· · · · · · ·
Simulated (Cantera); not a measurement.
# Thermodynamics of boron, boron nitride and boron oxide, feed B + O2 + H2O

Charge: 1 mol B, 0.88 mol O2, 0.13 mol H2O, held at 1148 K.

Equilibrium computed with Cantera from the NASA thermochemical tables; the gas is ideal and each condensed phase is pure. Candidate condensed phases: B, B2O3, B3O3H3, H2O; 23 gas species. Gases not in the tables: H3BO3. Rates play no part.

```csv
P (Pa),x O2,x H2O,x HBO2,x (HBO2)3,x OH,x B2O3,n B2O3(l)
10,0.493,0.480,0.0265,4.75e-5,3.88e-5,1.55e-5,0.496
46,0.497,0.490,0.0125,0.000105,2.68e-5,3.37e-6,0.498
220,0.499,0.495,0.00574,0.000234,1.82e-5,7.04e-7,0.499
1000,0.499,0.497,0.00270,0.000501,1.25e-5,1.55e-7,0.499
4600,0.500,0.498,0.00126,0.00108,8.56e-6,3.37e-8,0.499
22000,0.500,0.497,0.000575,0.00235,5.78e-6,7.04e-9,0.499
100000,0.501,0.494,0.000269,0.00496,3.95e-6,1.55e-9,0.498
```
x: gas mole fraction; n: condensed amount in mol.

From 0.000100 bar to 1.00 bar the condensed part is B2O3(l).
· · · · · · ·

→ **Work item**
Copy out the material above in full so that every line matches the original.

→ **Task answer**
Simulated (Cantera); not a measurement.
# Thermodynamics of boron, boron nitride and boron oxide, feed B + O2 + H2O

Charge: 1 mol B, 0.88 mol O2, 0.13 mol H2O, held at 1148 K.

Equilibrium computed with Cantera from the NASA thermochemical tables; the gas is ideal and each condensed phase is pure. Candidate condensed phases: B, B2O3, B3O3H3, H2O; 23 gas species. Gases not in the tables: H3BO3. Rates play no part.

```csv
P (Pa),x O2,x H2O,x HBO2,x (HBO2)3,x OH,x B2O3,n B2O3(l)
10,0.493,0.480,0.0265,4.75e-5,3.88e-5,1.55e-5,0.496
46,0.497,0.490,0.0125,0.000105,2.68e-5,3.37e-6,0.498
220,0.499,0.495,0.00574,0.000234,1.82e-5,7.04e-7,0.499
1000,0.499,0.497,0.00270,0.000501,1.25e-5,1.55e-7,0.499
4600,0.500,0.498,0.00126,0.00108,8.56e-6,3.37e-8,0.499
22000,0.500,0.497,0.000575,0.00235,5.78e-6,7.04e-9,0.499
100000,0.501,0.494,0.000269,0.00496,3.95e-6,1.55e-9,0.498
```
x: gas mole fraction; n: condensed amount in mol.

From 0.000100 bar to 1.00 bar the condensed part is B2O3(l).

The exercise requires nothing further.